## Required action
Retype the material, please. Every line must match.

## Data for analysis
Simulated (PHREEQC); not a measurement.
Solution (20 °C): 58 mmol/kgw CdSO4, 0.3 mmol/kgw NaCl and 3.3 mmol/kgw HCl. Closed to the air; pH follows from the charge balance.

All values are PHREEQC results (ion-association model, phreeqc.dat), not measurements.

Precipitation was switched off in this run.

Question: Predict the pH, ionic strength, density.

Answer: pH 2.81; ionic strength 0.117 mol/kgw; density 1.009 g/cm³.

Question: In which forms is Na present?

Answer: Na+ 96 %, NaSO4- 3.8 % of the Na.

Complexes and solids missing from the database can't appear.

## Written answer
Simulated (PHREEQC); not a measurement.
Solution (20 °C): 58 mmol/kgw CdSO4, 0.3 mmol/kgw NaCl and 3.3 mmol/kgw HCl. Closed to the air; pH follows from the charge balance.

All values are PHREEQC results (ion-association model, phreeqc.dat), not measurements.

Precipitation was switched off in this run.

Question: Predict the pH, ionic strength, density.

Answer: pH 2.81; ionic strength 0.117 mol/kgw; density 1.009 g/cm³.

Question: In which forms is Na present?

Answer: Na+ 96 %, NaSO4- 3.8 % of the Na.

Complexes and solids missing from the database can't appear.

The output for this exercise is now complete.